━━━━━ Record extracts ━━━━━

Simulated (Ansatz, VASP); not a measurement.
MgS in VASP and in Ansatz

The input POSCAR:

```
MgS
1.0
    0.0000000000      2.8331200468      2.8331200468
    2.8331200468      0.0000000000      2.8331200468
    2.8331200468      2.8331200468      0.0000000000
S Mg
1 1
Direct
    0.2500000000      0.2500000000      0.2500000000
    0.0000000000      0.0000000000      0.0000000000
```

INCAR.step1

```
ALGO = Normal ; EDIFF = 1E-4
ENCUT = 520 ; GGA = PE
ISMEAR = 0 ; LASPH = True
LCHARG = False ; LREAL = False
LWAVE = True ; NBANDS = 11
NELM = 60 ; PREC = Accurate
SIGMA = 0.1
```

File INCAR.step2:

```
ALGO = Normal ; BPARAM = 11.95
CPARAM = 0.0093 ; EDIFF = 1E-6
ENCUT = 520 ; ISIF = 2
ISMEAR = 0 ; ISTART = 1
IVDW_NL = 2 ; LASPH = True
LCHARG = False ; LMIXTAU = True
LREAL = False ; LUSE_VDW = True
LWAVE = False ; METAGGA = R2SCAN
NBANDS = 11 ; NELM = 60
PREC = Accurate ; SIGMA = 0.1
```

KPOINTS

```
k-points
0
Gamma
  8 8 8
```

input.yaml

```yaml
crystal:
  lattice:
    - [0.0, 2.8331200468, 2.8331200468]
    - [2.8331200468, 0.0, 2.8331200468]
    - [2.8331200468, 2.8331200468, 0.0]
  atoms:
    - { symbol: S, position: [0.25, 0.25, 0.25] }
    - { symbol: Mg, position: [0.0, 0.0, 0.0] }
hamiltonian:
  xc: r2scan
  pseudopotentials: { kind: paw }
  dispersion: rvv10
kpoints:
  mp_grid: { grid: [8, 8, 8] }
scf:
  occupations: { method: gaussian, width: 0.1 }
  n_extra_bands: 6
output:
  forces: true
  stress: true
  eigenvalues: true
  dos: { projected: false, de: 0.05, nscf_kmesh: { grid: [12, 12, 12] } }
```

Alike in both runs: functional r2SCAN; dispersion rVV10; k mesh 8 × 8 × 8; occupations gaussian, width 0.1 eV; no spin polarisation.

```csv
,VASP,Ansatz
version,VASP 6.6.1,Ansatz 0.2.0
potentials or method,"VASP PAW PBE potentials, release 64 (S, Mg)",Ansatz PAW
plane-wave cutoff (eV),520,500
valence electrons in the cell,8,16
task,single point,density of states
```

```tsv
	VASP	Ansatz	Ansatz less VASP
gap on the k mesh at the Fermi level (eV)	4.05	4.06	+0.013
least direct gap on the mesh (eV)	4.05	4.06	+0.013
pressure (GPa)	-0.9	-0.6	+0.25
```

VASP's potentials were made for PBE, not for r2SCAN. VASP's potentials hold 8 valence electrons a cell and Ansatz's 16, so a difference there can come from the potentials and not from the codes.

━━━━━

=== Work request ===
Retype exactly the lines of the data above, starting at its first line and finishing with the line that has "Alike in both" in it.

=== Answer area ===
Simulated (Ansatz, VASP); not a measurement.
MgS in VASP and in Ansatz

The input POSCAR:

```
MgS
1.0
    0.0000000000      2.8331200468      2.8331200468
    2.8331200468      0.0000000000      2.8331200468
    2.8331200468      2.8331200468      0.0000000000
S Mg
1 1
Direct
    0.2500000000      0.2500000000      0.2500000000
    0.0000000000      0.0000000000      0.0000000000
```

INCAR.step1

```
ALGO = Normal ; EDIFF = 1E-4
ENCUT = 520 ; GGA = PE
ISMEAR = 0 ; LASPH = True
LCHARG = False ; LREAL = False
LWAVE = True ; NBANDS = 11
NELM = 60 ; PREC = Accurate
SIGMA = 0.1
```

File INCAR.step2:

```
ALGO = Normal ; BPARAM = 11.95
CPARAM = 0.0093 ; EDIFF = 1E-6
ENCUT = 520 ; ISIF = 2
ISMEAR = 0 ; ISTART = 1
IVDW_NL = 2 ; LASPH = True
LCHARG = False ; LMIXTAU = True
LREAL = False ; LUSE_VDW = True
LWAVE = False ; METAGGA = R2SCAN
NBANDS = 11 ; NELM = 60
PREC = Accurate ; SIGMA = 0.1
```

KPOINTS

```
k-points
0
Gamma
  8 8 8
```

input.yaml

```yaml
crystal:
  lattice:
    - [0.0, 2.8331200468, 2.8331200468]
    - [2.8331200468, 0.0, 2.8331200468]
    - [2.8331200468, 2.8331200468, 0.0]
  atoms:
    - { symbol: S, position: [0.25, 0.25, 0.25] }
    - { symbol: Mg, position: [0.0, 0.0, 0.0] }
hamiltonian:
  xc: r2scan
  pseudopotentials: { kind: paw }
  dispersion: rvv10
kpoints:
  mp_grid: { grid: [8, 8, 8] }
scf:
  occupations: { method: gaussian, width: 0.1 }
  n_extra_bands: 6
output:
  forces: true
  stress: true
  eigenvalues: true
  dos: { projected: false, de: 0.05, nscf_kmesh: { grid: [12, 12, 12] } }
```

Alike in both runs: functional r2SCAN; dispersion rVV10; k mesh 8 × 8 × 8; occupations gaussian, width 0.1 eV; no spin polarisation.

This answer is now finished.